• **ASSIGNMENT**
This exercise calls for the records to be repeated in full, exactly as written.

• **ENTRIES PROVIDED**
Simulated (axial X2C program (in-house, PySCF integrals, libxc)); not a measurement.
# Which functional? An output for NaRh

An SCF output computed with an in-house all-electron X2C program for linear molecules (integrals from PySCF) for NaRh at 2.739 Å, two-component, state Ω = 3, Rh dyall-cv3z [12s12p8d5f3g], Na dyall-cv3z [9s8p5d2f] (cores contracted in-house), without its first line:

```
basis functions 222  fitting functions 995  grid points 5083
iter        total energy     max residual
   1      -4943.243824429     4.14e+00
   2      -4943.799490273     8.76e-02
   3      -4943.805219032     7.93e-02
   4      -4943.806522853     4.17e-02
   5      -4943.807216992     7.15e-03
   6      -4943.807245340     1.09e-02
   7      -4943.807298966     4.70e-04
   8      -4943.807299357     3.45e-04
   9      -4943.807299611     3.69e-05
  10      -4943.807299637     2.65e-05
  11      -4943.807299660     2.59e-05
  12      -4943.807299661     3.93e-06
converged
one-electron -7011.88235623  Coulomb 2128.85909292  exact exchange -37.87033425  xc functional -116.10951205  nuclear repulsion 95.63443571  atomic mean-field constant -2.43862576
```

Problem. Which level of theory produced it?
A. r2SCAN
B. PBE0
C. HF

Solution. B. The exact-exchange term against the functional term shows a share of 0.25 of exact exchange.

• **TASK SOLUTION**
Simulated (axial X2C program (in-house, PySCF integrals, libxc)); not a measurement.
# Which functional? An output for NaRh

An SCF output computed with an in-house all-electron X2C program for linear molecules (integrals from PySCF) for NaRh at 2.739 Å, two-component, state Ω = 3, Rh dyall-cv3z [12s12p8d5f3g], Na dyall-cv3z [9s8p5d2f] (cores contracted in-house), without its first line:

```
basis functions 222  fitting functions 995  grid points 5083
iter        total energy     max residual
   1      -4943.243824429     4.14e+00
   2      -4943.799490273     8.76e-02
   3      -4943.805219032     7.93e-02
   4      -4943.806522853     4.17e-02
   5      -4943.807216992     7.15e-03
   6      -4943.807245340     1.09e-02
   7      -4943.807298966     4.70e-04
   8      -4943.807299357     3.45e-04
   9      -4943.807299611     3.69e-05
  10      -4943.807299637     2.65e-05
  11      -4943.807299660     2.59e-05
  12      -4943.807299661     3.93e-06
converged
one-electron -7011.88235623  Coulomb 2128.85909292  exact exchange -37.87033425  xc functional -116.10951205  nuclear repulsion 95.63443571  atomic mean-field constant -2.43862576
```

Problem. Which level of theory produced it?
A. r2SCAN
B. PBE0
C. HF

Solution. B. The exact-exchange term against the functional term shows a share of 0.25 of exact exchange.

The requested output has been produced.